───── Information given ─────
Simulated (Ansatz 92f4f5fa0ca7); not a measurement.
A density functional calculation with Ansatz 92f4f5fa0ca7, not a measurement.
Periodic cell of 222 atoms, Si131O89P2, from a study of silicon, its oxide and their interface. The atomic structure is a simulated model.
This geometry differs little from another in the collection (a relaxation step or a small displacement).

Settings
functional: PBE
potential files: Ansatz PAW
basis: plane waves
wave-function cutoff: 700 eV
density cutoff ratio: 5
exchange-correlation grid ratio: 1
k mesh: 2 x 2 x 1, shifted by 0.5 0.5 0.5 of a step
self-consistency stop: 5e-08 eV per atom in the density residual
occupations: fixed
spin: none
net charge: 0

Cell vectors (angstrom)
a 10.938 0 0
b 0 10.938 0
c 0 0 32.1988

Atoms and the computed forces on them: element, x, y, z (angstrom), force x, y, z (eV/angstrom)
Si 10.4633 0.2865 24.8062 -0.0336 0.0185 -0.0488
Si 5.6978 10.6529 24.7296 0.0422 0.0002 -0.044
─────

## Requirement
Each record above should be retyped in full, exactly as shown.

## Task output
Simulated (Ansatz 92f4f5fa0ca7); not a measurement.
A density functional calculation with Ansatz 92f4f5fa0ca7, not a measurement.
Periodic cell of 222 atoms, Si131O89P2, from a study of silicon, its oxide and their interface. The atomic structure is a simulated model.
This geometry differs little from another in the collection (a relaxation step or a small displacement).

Settings
functional: PBE
potential files: Ansatz PAW
basis: plane waves
wave-function cutoff: 700 eV
density cutoff ratio: 5
exchange-correlation grid ratio: 1
k mesh: 2 x 2 x 1, shifted by 0.5 0.5 0.5 of a step
self-consistency stop: 5e-08 eV per atom in the density residual
occupations: fixed
spin: none
net charge: 0

Cell vectors (angstrom)
a 10.938 0 0
b 0 10.938 0
c 0 0 32.1988

Atoms and the computed forces on them: element, x, y, z (angstrom), force x, y, z (eV/angstrom)
Si 10.4633 0.2865 24.8062 -0.0336 0.0185 -0.0488
Si 5.6978 10.6529 24.7296 0.0422 0.0002 -0.044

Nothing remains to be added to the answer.